Excerpted data:
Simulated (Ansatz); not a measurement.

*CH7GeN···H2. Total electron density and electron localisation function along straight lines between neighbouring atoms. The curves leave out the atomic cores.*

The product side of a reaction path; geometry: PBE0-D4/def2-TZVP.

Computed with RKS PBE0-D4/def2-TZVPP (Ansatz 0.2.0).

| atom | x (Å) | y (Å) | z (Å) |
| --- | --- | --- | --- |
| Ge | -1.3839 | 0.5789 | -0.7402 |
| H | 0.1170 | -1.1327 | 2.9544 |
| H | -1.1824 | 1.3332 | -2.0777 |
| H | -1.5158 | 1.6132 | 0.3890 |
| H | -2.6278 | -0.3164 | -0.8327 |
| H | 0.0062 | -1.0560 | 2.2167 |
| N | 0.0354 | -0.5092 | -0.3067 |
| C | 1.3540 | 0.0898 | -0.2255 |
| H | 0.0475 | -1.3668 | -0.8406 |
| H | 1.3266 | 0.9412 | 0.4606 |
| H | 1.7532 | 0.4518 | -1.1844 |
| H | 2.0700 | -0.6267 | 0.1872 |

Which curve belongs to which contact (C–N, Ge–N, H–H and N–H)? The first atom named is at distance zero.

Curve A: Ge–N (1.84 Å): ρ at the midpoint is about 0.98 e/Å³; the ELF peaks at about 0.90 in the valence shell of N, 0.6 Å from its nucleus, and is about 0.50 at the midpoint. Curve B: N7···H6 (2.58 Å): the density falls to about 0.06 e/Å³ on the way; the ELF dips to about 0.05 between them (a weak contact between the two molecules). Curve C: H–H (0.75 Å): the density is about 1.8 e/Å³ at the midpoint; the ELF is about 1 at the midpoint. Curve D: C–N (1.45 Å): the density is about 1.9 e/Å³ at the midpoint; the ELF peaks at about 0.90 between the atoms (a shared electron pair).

Work order: Within the material above, extract exactly the lines that start at the line containing "-0.3164 | -0.8327 |" and stop after the line containing "Which curve belongs", and only those.

Exercise result:
| H | -2.6278 | -0.3164 | -0.8327 |
| H | 0.0062 | -1.0560 | 2.2167 |
| N | 0.0354 | -0.5092 | -0.3067 |
| C | 1.3540 | 0.0898 | -0.2255 |
| H | 0.0475 | -1.3668 | -0.8406 |
| H | 1.3266 | 0.9412 | 0.4606 |
| H | 1.7532 | 0.4518 | -1.1844 |
| H | 2.0700 | -0.6267 | 0.1872 |

Which curve belongs to which contact (C–N, Ge–N, H–H and N–H)? The first atom named is at distance zero.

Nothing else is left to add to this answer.